╭──
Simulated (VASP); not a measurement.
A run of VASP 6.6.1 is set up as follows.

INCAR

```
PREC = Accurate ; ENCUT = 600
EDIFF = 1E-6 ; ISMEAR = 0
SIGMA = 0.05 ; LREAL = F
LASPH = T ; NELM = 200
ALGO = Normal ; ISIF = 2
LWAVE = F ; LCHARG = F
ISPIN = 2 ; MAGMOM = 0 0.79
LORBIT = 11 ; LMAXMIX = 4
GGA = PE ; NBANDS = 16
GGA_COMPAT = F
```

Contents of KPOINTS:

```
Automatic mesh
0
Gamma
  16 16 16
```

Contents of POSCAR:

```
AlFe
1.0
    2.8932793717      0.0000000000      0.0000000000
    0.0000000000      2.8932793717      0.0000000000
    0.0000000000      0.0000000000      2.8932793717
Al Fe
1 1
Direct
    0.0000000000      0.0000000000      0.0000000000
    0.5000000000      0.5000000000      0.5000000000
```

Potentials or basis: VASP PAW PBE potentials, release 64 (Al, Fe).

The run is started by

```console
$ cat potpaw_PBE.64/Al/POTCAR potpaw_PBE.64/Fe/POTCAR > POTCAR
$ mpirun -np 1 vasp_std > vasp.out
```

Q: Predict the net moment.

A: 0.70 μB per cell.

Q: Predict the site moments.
╰──

From the first line of the records above to the line that contains "A: 0.70 μB per cell.", quote each line exactly.

Simulated (VASP); not a measurement.
A run of VASP 6.6.1 is set up as follows.

INCAR

```
PREC = Accurate ; ENCUT = 600
EDIFF = 1E-6 ; ISMEAR = 0
SIGMA = 0.05 ; LREAL = F
LASPH = T ; NELM = 200
ALGO = Normal ; ISIF = 2
LWAVE = F ; LCHARG = F
ISPIN = 2 ; MAGMOM = 0 0.79
LORBIT = 11 ; LMAXMIX = 4
GGA = PE ; NBANDS = 16
GGA_COMPAT = F
```

Contents of KPOINTS:

```
Automatic mesh
0
Gamma
  16 16 16
```

Contents of POSCAR:

```
AlFe
1.0
    2.8932793717      0.0000000000      0.0000000000
    0.0000000000      2.8932793717      0.0000000000
    0.0000000000      0.0000000000      2.8932793717
Al Fe
1 1
Direct
    0.0000000000      0.0000000000      0.0000000000
    0.5000000000      0.5000000000      0.5000000000
```

Potentials or basis: VASP PAW PBE potentials, release 64 (Al, Fe).

The run is started by

```console
$ cat potpaw_PBE.64/Al/POTCAR potpaw_PBE.64/Fe/POTCAR > POTCAR
$ mpirun -np 1 vasp_std > vasp.out
```

Q: Predict the net moment.

A: 0.70 μB per cell.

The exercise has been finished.